Among the records below, find the line that has "0.0000 | 0.0000 |"; from there, give the lines again exactly, and stop after the line that has "All numbers below".

+++

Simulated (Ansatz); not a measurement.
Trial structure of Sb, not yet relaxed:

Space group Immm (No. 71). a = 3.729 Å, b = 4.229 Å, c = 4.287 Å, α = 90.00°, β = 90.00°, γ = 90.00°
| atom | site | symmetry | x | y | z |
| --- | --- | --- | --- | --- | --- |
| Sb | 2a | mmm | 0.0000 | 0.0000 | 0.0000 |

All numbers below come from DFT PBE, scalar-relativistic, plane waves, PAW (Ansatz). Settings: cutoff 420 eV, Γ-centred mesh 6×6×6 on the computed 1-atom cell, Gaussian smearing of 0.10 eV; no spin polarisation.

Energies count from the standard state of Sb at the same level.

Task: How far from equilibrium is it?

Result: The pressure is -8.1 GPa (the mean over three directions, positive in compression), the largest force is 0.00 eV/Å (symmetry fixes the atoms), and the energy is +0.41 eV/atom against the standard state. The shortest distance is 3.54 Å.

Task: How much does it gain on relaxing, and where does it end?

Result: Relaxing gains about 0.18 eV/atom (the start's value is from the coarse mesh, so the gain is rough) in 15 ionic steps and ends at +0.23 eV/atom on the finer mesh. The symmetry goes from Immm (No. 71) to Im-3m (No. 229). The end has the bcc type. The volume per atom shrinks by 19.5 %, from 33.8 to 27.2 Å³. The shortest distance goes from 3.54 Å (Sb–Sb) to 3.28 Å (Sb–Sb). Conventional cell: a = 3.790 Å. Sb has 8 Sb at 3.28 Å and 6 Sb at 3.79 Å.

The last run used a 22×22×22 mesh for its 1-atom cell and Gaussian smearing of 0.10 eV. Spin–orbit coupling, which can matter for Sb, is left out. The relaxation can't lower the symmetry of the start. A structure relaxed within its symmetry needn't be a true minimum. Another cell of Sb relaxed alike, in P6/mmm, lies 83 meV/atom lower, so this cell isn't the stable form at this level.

+++

• [Task output]:
| Sb | 2a | mmm | 0.0000 | 0.0000 | 0.0000 |

All numbers below come from DFT PBE, scalar-relativistic, plane waves, PAW (Ansatz). Settings: cutoff 420 eV, Γ-centred mesh 6×6×6 on the computed 1-atom cell, Gaussian smearing of 0.10 eV; no spin polarisation.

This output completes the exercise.